REQUIRED ACTION
What you return must be every line from the beginning of the data through the line holding "A: 0.4 GPa.", unchanged.

MATERIAL SHOWN
Start of Block

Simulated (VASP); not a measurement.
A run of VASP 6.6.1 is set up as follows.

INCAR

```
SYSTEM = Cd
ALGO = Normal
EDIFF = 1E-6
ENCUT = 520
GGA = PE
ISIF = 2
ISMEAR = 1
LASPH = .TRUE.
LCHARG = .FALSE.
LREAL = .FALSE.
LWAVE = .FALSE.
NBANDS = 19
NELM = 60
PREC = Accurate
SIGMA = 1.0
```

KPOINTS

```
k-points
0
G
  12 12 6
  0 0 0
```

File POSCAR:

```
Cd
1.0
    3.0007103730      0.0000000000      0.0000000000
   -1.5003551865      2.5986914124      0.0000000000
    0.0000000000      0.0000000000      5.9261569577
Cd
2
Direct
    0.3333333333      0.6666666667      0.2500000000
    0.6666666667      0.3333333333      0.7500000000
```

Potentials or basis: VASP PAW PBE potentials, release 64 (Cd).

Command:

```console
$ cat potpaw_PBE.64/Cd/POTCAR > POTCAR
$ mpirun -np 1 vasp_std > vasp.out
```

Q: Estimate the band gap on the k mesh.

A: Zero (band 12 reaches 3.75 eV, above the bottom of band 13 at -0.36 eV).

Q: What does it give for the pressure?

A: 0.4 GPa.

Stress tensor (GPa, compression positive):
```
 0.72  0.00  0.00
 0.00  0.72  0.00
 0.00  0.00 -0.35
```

End of Block

RESULT
Simulated (VASP); not a measurement.
A run of VASP 6.6.1 is set up as follows.

INCAR

```
SYSTEM = Cd
ALGO = Normal
EDIFF = 1E-6
ENCUT = 520
GGA = PE
ISIF = 2
ISMEAR = 1
LASPH = .TRUE.
LCHARG = .FALSE.
LREAL = .FALSE.
LWAVE = .FALSE.
NBANDS = 19
NELM = 60
PREC = Accurate
SIGMA = 1.0
```

KPOINTS

```
k-points
0
G
  12 12 6
  0 0 0
```

File POSCAR:

```
Cd
1.0
    3.0007103730      0.0000000000      0.0000000000
   -1.5003551865      2.5986914124      0.0000000000
    0.0000000000      0.0000000000      5.9261569577
Cd
2
Direct
    0.3333333333      0.6666666667      0.2500000000
    0.6666666667      0.3333333333      0.7500000000
```

Potentials or basis: VASP PAW PBE potentials, release 64 (Cd).

Command:

```console
$ cat potpaw_PBE.64/Cd/POTCAR > POTCAR
$ mpirun -np 1 vasp_std > vasp.out
```

Q: Estimate the band gap on the k mesh.

A: Zero (band 12 reaches 3.75 eV, above the bottom of band 13 at -0.36 eV).

Q: What does it give for the pressure?

A: 0.4 GPa.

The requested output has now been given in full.